▶ [WORK INSTRUCTION]
Everything from the first line below through the line with "spin multiplicity 1." is to be transcribed exactly, and nothing past it.

▶ [EXCERPTED RECORDS]
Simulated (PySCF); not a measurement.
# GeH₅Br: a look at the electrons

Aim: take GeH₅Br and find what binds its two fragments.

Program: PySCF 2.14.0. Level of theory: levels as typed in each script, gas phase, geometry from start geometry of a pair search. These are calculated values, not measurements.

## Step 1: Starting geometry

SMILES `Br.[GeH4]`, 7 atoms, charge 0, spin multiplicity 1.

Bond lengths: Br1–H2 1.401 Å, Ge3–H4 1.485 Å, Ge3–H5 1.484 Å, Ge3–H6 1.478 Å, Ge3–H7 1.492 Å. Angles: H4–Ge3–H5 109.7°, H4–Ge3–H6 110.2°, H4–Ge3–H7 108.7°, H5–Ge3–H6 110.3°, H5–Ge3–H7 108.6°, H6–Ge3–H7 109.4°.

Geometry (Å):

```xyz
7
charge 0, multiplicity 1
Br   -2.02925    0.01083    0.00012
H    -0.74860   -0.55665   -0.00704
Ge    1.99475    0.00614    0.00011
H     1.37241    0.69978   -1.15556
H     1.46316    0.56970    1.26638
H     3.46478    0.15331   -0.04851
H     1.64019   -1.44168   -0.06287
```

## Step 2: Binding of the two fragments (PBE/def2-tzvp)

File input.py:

▶ [EXERCISE OUTPUT]
Simulated (PySCF); not a measurement.
# GeH₅Br: a look at the electrons

Aim: take GeH₅Br and find what binds its two fragments.

Program: PySCF 2.14.0. Level of theory: levels as typed in each script, gas phase, geometry from start geometry of a pair search. These are calculated values, not measurements.

## Step 1: Starting geometry

SMILES `Br.[GeH4]`, 7 atoms, charge 0, spin multiplicity 1.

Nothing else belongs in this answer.